◆ **REQUIRED ACTION**:
Output each line of the material exactly as it stands.

※ ※ ※
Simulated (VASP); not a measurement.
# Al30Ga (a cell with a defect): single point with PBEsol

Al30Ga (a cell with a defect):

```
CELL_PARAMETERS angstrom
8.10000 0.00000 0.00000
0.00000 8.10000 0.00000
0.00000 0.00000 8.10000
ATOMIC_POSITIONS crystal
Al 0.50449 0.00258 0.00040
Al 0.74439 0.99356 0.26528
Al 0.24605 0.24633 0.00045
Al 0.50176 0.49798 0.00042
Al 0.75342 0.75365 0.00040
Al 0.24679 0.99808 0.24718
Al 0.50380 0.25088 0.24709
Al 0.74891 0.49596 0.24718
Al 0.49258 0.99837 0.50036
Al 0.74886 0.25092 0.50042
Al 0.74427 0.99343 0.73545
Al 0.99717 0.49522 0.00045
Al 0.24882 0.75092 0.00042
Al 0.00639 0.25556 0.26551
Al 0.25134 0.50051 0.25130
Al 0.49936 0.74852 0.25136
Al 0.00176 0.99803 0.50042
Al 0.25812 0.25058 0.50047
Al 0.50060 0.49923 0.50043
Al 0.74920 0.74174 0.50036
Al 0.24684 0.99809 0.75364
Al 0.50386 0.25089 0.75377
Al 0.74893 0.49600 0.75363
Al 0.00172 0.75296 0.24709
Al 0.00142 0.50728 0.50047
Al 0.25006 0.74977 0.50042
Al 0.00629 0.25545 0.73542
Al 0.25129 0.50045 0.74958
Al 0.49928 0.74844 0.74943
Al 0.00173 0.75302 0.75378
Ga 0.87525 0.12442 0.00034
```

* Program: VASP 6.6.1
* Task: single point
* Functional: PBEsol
※ ※ ※

◆ **PROBLEM SOLUTION**:
Simulated (VASP); not a measurement.
# Al30Ga (a cell with a defect): single point with PBEsol

Al30Ga (a cell with a defect):

```
CELL_PARAMETERS angstrom
8.10000 0.00000 0.00000
0.00000 8.10000 0.00000
0.00000 0.00000 8.10000
ATOMIC_POSITIONS crystal
Al 0.50449 0.00258 0.00040
Al 0.74439 0.99356 0.26528
Al 0.24605 0.24633 0.00045
Al 0.50176 0.49798 0.00042
Al 0.75342 0.75365 0.00040
Al 0.24679 0.99808 0.24718
Al 0.50380 0.25088 0.24709
Al 0.74891 0.49596 0.24718
Al 0.49258 0.99837 0.50036
Al 0.74886 0.25092 0.50042
Al 0.74427 0.99343 0.73545
Al 0.99717 0.49522 0.00045
Al 0.24882 0.75092 0.00042
Al 0.00639 0.25556 0.26551
Al 0.25134 0.50051 0.25130
Al 0.49936 0.74852 0.25136
Al 0.00176 0.99803 0.50042
Al 0.25812 0.25058 0.50047
Al 0.50060 0.49923 0.50043
Al 0.74920 0.74174 0.50036
Al 0.24684 0.99809 0.75364
Al 0.50386 0.25089 0.75377
Al 0.74893 0.49600 0.75363
Al 0.00172 0.75296 0.24709
Al 0.00142 0.50728 0.50047
Al 0.25006 0.74977 0.50042
Al 0.00629 0.25545 0.73542
Al 0.25129 0.50045 0.74958
Al 0.49928 0.74844 0.74943
Al 0.00173 0.75302 0.75378
Ga 0.87525 0.12442 0.00034
```

* Program: VASP 6.6.1
* Task: single point
* Functional: PBEsol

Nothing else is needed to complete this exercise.